_ _ _ _ _

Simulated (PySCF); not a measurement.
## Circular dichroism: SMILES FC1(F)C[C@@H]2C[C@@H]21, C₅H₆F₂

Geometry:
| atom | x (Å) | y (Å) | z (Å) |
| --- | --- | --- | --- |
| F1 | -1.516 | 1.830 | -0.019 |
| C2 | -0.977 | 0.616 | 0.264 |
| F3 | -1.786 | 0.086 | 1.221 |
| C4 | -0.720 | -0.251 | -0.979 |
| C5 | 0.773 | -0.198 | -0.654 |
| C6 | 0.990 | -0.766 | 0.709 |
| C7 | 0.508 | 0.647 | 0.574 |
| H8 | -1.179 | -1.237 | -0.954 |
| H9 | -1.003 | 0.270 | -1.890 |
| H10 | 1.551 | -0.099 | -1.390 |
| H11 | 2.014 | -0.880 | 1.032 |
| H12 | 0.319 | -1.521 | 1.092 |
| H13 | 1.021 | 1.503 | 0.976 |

_ _ _ _ _

Copy out all of the lines above exactly.

Simulated (PySCF); not a measurement.
## Circular dichroism: SMILES FC1(F)C[C@@H]2C[C@@H]21, C₅H₆F₂

Geometry:
| atom | x (Å) | y (Å) | z (Å) |
| --- | --- | --- | --- |
| F1 | -1.516 | 1.830 | -0.019 |
| C2 | -0.977 | 0.616 | 0.264 |
| F3 | -1.786 | 0.086 | 1.221 |
| C4 | -0.720 | -0.251 | -0.979 |
| C5 | 0.773 | -0.198 | -0.654 |
| C6 | 0.990 | -0.766 | 0.709 |
| C7 | 0.508 | 0.647 | 0.574 |
| H8 | -1.179 | -1.237 | -0.954 |
| H9 | -1.003 | 0.270 | -1.890 |
| H10 | 1.551 | -0.099 | -1.390 |
| H11 | 2.014 | -0.880 | 1.032 |
| H12 | 0.319 | -1.521 | 1.092 |
| H13 | 1.021 | 1.503 | 0.976 |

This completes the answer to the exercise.